══ Extracted entries ══

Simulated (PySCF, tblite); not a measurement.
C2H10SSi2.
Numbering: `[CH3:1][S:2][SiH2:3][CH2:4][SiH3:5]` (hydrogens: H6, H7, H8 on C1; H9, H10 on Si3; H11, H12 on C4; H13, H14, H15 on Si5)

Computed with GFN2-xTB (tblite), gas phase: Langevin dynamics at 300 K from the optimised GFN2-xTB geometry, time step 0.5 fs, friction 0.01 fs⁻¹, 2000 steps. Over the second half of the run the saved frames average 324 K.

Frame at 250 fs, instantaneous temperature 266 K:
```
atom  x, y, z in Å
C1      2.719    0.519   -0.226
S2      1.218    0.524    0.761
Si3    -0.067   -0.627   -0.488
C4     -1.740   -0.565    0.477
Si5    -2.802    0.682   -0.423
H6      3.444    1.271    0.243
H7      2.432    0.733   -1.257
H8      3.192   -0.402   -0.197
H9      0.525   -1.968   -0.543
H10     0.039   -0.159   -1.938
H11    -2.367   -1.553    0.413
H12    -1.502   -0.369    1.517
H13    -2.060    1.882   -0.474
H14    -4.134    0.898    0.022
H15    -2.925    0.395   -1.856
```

═══

• _Requirement_
The answer must be a verbatim transcription of the entries above, from the first line through the line that contains "Computed with GFN2-xTB", and nothing more.

• _Response area_
Simulated (PySCF, tblite); not a measurement.
C2H10SSi2.
Numbering: `[CH3:1][S:2][SiH2:3][CH2:4][SiH3:5]` (hydrogens: H6, H7, H8 on C1; H9, H10 on Si3; H11, H12 on C4; H13, H14, H15 on Si5)

Computed with GFN2-xTB (tblite), gas phase: Langevin dynamics at 300 K from the optimised GFN2-xTB geometry, time step 0.5 fs, friction 0.01 fs⁻¹, 2000 steps. Over the second half of the run the saved frames average 324 K.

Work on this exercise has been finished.